- **Brief**
Everything from the first line of the entries below through the line holding "Task: How do" must be printed exactly as written.

....

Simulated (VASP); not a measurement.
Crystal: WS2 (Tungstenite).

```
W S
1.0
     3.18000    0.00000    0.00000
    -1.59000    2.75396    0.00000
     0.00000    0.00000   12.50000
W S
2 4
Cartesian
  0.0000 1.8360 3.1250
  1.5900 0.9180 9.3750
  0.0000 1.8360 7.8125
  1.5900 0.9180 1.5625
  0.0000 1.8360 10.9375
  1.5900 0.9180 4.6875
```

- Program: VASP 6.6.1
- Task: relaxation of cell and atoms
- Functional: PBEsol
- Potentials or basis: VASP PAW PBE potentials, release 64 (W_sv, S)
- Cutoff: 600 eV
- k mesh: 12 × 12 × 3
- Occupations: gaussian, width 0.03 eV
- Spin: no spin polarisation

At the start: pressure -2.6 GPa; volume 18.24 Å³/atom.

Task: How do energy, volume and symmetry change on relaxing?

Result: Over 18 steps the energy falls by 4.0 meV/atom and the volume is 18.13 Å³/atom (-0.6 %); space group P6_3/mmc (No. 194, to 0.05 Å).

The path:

....

- **Reply**
Simulated (VASP); not a measurement.
Crystal: WS2 (Tungstenite).

```
W S
1.0
     3.18000    0.00000    0.00000
    -1.59000    2.75396    0.00000
     0.00000    0.00000   12.50000
W S
2 4
Cartesian
  0.0000 1.8360 3.1250
  1.5900 0.9180 9.3750
  0.0000 1.8360 7.8125
  1.5900 0.9180 1.5625
  0.0000 1.8360 10.9375
  1.5900 0.9180 4.6875
```

- Program: VASP 6.6.1
- Task: relaxation of cell and atoms
- Functional: PBEsol
- Potentials or basis: VASP PAW PBE potentials, release 64 (W_sv, S)
- Cutoff: 600 eV
- k mesh: 12 × 12 × 3
- Occupations: gaussian, width 0.03 eV
- Spin: no spin polarisation

At the start: pressure -2.6 GPa; volume 18.24 Å³/atom.

Task: How do energy, volume and symmetry change on relaxing?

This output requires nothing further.